• Data excerpts:
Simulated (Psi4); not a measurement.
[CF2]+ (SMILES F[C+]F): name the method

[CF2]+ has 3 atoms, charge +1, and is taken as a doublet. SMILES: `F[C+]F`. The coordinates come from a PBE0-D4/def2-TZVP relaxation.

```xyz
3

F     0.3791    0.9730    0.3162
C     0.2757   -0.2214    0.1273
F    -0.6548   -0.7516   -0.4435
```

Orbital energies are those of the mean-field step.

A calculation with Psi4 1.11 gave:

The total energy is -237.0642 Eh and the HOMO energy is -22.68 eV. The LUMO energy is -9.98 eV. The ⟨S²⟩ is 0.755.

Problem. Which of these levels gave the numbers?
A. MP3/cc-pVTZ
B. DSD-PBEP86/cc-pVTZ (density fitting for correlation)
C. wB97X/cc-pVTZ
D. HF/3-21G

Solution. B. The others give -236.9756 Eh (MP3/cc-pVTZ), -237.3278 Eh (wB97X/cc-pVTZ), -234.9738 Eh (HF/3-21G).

• Activity:
Generate a verbatim printout of all the entries.

• Written response:
Simulated (Psi4); not a measurement.
[CF2]+ (SMILES F[C+]F): name the method

[CF2]+ has 3 atoms, charge +1, and is taken as a doublet. SMILES: `F[C+]F`. The coordinates come from a PBE0-D4/def2-TZVP relaxation.

```xyz
3

F     0.3791    0.9730    0.3162
C     0.2757   -0.2214    0.1273
F    -0.6548   -0.7516   -0.4435
```

Orbital energies are those of the mean-field step.

A calculation with Psi4 1.11 gave:

The total energy is -237.0642 Eh and the HOMO energy is -22.68 eV. The LUMO energy is -9.98 eV. The ⟨S²⟩ is 0.755.

Problem. Which of these levels gave the numbers?
A. MP3/cc-pVTZ
B. DSD-PBEP86/cc-pVTZ (density fitting for correlation)
C. wB97X/cc-pVTZ
D. HF/3-21G

Solution. B. The others give -236.9756 Eh (MP3/cc-pVTZ), -237.3278 Eh (wB97X/cc-pVTZ), -234.9738 Eh (HF/3-21G).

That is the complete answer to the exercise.